_____

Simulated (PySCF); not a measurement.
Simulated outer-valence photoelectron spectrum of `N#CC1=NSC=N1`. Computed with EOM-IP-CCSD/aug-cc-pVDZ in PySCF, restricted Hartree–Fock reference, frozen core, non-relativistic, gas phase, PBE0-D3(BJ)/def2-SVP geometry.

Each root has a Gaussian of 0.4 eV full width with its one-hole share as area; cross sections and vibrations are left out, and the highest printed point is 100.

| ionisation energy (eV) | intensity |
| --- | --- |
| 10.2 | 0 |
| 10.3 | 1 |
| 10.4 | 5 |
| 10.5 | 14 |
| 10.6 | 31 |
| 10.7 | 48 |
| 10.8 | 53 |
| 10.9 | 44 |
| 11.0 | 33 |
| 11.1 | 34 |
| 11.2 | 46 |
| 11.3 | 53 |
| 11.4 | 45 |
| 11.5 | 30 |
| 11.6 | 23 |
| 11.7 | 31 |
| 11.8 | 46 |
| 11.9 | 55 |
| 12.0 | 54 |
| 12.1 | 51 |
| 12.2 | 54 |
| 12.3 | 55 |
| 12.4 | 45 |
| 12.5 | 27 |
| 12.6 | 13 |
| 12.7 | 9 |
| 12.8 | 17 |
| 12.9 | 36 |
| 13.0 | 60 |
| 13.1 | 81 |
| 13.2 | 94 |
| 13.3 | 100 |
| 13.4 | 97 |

_____

Work task — Every line from the start of the listing through the line with "12.3 | 55 |" should be reproduced exactly, and no other line.

Exercise response —
Simulated (PySCF); not a measurement.
Simulated outer-valence photoelectron spectrum of `N#CC1=NSC=N1`. Computed with EOM-IP-CCSD/aug-cc-pVDZ in PySCF, restricted Hartree–Fock reference, frozen core, non-relativistic, gas phase, PBE0-D3(BJ)/def2-SVP geometry.

Each root has a Gaussian of 0.4 eV full width with its one-hole share as area; cross sections and vibrations are left out, and the highest printed point is 100.

| ionisation energy (eV) | intensity |
| --- | --- |
| 10.2 | 0 |
| 10.3 | 1 |
| 10.4 | 5 |
| 10.5 | 14 |
| 10.6 | 31 |
| 10.7 | 48 |
| 10.8 | 53 |
| 10.9 | 44 |
| 11.0 | 33 |
| 11.1 | 34 |
| 11.2 | 46 |
| 11.3 | 53 |
| 11.4 | 45 |
| 11.5 | 30 |
| 11.6 | 23 |
| 11.7 | 31 |
| 11.8 | 46 |
| 11.9 | 55 |
| 12.0 | 54 |
| 12.1 | 51 |
| 12.2 | 54 |
| 12.3 | 55 |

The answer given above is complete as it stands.